Among the records that follow, find the line with "A run of VASP" and the line with "Problem. Estimate the wall time of this run.". Set down those lines and all lines between them exactly, without adding anything.

═══ Dataset entries

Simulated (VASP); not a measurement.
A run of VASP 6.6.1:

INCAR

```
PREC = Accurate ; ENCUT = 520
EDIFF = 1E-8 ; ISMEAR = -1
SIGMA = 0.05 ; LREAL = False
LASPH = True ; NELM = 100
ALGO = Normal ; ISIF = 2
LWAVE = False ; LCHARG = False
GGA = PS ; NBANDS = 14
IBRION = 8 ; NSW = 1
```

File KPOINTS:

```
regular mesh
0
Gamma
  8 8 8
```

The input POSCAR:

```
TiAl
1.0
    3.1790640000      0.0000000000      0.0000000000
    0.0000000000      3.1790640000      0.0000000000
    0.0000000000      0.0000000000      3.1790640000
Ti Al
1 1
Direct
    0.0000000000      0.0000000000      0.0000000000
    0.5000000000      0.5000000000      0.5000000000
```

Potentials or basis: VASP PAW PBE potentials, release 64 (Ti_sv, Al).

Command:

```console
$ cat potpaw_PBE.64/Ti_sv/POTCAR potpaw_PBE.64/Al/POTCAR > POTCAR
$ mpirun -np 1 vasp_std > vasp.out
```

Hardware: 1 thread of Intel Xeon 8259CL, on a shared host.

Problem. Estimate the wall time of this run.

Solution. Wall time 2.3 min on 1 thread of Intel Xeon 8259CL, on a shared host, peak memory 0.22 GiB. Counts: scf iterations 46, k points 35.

══════

Exercise result:
A run of VASP 6.6.1:

INCAR

```
PREC = Accurate ; ENCUT = 520
EDIFF = 1E-8 ; ISMEAR = -1
SIGMA = 0.05 ; LREAL = False
LASPH = True ; NELM = 100
ALGO = Normal ; ISIF = 2
LWAVE = False ; LCHARG = False
GGA = PS ; NBANDS = 14
IBRION = 8 ; NSW = 1
```

File KPOINTS:

```
regular mesh
0
Gamma
  8 8 8
```

The input POSCAR:

```
TiAl
1.0
    3.1790640000      0.0000000000      0.0000000000
    0.0000000000      3.1790640000      0.0000000000
    0.0000000000      0.0000000000      3.1790640000
Ti Al
1 1
Direct
    0.0000000000      0.0000000000      0.0000000000
    0.5000000000      0.5000000000      0.5000000000
```

Potentials or basis: VASP PAW PBE potentials, release 64 (Ti_sv, Al).

Command:

```console
$ cat potpaw_PBE.64/Ti_sv/POTCAR potpaw_PBE.64/Al/POTCAR > POTCAR
$ mpirun -np 1 vasp_std > vasp.out
```

Hardware: 1 thread of Intel Xeon 8259CL, on a shared host.

Problem. Estimate the wall time of this run.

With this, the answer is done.